━━━ Data supplied ━━━

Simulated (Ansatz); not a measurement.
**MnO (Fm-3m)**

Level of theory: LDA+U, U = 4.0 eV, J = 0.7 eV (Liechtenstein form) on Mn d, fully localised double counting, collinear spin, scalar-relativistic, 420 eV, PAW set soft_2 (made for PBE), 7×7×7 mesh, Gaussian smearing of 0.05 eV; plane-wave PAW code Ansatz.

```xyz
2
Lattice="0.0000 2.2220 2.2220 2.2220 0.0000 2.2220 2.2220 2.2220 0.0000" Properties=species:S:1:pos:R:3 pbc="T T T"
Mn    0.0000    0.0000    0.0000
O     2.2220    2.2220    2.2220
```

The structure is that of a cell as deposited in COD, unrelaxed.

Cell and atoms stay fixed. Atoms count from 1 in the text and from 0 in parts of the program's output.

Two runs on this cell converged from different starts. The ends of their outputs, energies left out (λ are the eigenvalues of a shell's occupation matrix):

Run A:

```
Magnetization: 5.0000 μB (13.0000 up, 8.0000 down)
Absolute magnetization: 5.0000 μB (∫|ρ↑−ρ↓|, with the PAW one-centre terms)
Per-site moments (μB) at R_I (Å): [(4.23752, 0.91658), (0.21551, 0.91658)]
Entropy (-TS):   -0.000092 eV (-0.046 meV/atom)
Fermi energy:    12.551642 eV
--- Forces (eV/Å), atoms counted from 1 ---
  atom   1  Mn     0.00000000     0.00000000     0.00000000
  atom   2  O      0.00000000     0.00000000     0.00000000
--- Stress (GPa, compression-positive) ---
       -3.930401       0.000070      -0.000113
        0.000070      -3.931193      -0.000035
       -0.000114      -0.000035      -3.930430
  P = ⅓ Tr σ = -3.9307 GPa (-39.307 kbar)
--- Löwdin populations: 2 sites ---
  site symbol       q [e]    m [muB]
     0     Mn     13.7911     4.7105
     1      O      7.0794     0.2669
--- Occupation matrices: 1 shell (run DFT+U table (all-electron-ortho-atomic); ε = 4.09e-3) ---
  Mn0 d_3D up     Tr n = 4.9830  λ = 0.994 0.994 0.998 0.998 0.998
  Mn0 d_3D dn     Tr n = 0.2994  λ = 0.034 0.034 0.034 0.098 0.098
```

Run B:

━━━

Work task:
Please copy only the lines between the first line of the entries and the line with "Cell and atoms", keeping those two end lines as well, exactly as written.

Answer section:
Simulated (Ansatz); not a measurement.
**MnO (Fm-3m)**

Level of theory: LDA+U, U = 4.0 eV, J = 0.7 eV (Liechtenstein form) on Mn d, fully localised double counting, collinear spin, scalar-relativistic, 420 eV, PAW set soft_2 (made for PBE), 7×7×7 mesh, Gaussian smearing of 0.05 eV; plane-wave PAW code Ansatz.

```xyz
2
Lattice="0.0000 2.2220 2.2220 2.2220 0.0000 2.2220 2.2220 2.2220 0.0000" Properties=species:S:1:pos:R:3 pbc="T T T"
Mn    0.0000    0.0000    0.0000
O     2.2220    2.2220    2.2220
```

The structure is that of a cell as deposited in COD, unrelaxed.

Cell and atoms stay fixed. Atoms count from 1 in the text and from 0 in parts of the program's output.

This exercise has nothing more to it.